◆ ◆ ◆

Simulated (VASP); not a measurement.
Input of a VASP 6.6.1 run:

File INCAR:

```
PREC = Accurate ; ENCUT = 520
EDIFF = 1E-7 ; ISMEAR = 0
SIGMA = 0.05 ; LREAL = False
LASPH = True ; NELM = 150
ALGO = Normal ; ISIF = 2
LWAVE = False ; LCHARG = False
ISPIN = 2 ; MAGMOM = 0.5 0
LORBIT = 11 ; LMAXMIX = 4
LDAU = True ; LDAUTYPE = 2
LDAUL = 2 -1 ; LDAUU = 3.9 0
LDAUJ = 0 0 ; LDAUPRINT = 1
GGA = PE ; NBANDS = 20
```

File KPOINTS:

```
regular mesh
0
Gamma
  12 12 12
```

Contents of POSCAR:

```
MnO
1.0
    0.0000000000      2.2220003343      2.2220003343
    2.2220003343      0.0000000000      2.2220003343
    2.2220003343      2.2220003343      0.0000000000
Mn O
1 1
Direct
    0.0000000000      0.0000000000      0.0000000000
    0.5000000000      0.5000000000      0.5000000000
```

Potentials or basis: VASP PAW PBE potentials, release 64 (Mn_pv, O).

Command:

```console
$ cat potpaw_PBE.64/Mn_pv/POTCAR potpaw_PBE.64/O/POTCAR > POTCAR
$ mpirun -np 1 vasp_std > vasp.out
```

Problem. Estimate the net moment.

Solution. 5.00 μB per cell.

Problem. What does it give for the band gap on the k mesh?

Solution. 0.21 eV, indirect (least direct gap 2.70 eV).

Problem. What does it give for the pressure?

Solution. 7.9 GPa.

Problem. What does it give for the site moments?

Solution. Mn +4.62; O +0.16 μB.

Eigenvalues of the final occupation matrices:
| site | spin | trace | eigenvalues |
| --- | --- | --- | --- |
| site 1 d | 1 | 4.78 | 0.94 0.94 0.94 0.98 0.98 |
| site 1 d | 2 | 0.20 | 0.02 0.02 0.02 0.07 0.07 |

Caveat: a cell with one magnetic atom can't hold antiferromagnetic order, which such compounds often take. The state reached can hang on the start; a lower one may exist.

◆ ◆ ◆

(Exercise): Repeat exactly the lines from the first line of the records above through the line containing "0.07 0.07 |", both included, and nothing else.

(Answer section):
Simulated (VASP); not a measurement.
Input of a VASP 6.6.1 run:

File INCAR:

```
PREC = Accurate ; ENCUT = 520
EDIFF = 1E-7 ; ISMEAR = 0
SIGMA = 0.05 ; LREAL = False
LASPH = True ; NELM = 150
ALGO = Normal ; ISIF = 2
LWAVE = False ; LCHARG = False
ISPIN = 2 ; MAGMOM = 0.5 0
LORBIT = 11 ; LMAXMIX = 4
LDAU = True ; LDAUTYPE = 2
LDAUL = 2 -1 ; LDAUU = 3.9 0
LDAUJ = 0 0 ; LDAUPRINT = 1
GGA = PE ; NBANDS = 20
```

File KPOINTS:

```
regular mesh
0
Gamma
  12 12 12
```

Contents of POSCAR:

```
MnO
1.0
    0.0000000000      2.2220003343      2.2220003343
    2.2220003343      0.0000000000      2.2220003343
    2.2220003343      2.2220003343      0.0000000000
Mn O
1 1
Direct
    0.0000000000      0.0000000000      0.0000000000
    0.5000000000      0.5000000000      0.5000000000
```

Potentials or basis: VASP PAW PBE potentials, release 64 (Mn_pv, O).

Command:

```console
$ cat potpaw_PBE.64/Mn_pv/POTCAR potpaw_PBE.64/O/POTCAR > POTCAR
$ mpirun -np 1 vasp_std > vasp.out
```

Problem. Estimate the net moment.

Solution. 5.00 μB per cell.

Problem. What does it give for the band gap on the k mesh?

Solution. 0.21 eV, indirect (least direct gap 2.70 eV).

Problem. What does it give for the pressure?

Solution. 7.9 GPa.

Problem. What does it give for the site moments?

Solution. Mn +4.62; O +0.16 μB.

Eigenvalues of the final occupation matrices:
| site | spin | trace | eigenvalues |
| --- | --- | --- | --- |
| site 1 d | 1 | 4.78 | 0.94 0.94 0.94 0.98 0.98 |
| site 1 d | 2 | 0.20 | 0.02 0.02 0.02 0.07 0.07 |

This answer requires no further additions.